WORK INSTRUCTION =>
Would you restate all the entries exactly, leaving nothing out?

MATERIAL SUPPLIED =>
===
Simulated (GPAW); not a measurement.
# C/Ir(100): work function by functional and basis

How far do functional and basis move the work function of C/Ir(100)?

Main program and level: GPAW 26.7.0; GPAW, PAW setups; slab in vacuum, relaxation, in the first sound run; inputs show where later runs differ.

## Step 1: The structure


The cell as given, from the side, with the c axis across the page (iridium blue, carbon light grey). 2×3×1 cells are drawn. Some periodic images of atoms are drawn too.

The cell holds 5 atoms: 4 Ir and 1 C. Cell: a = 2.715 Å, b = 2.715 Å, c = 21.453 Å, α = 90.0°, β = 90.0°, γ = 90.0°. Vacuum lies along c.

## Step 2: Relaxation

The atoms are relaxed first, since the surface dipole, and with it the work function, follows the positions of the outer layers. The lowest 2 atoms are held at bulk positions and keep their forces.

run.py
===

EXERCISE OUTPUT =>
Simulated (GPAW); not a measurement.
# C/Ir(100): work function by functional and basis

How far do functional and basis move the work function of C/Ir(100)?

Main program and level: GPAW 26.7.0; GPAW, PAW setups; slab in vacuum, relaxation, in the first sound run; inputs show where later runs differ.

## Step 1: The structure


The cell as given, from the side, with the c axis across the page (iridium blue, carbon light grey). 2×3×1 cells are drawn. Some periodic images of atoms are drawn too.

The cell holds 5 atoms: 4 Ir and 1 C. Cell: a = 2.715 Å, b = 2.715 Å, c = 21.453 Å, α = 90.0°, β = 90.0°, γ = 90.0°. Vacuum lies along c.

## Step 2: Relaxation

The atoms are relaxed first, since the surface dipole, and with it the work function, follows the positions of the outer layers. The lowest 2 atoms are held at bulk positions and keep their forces.

run.py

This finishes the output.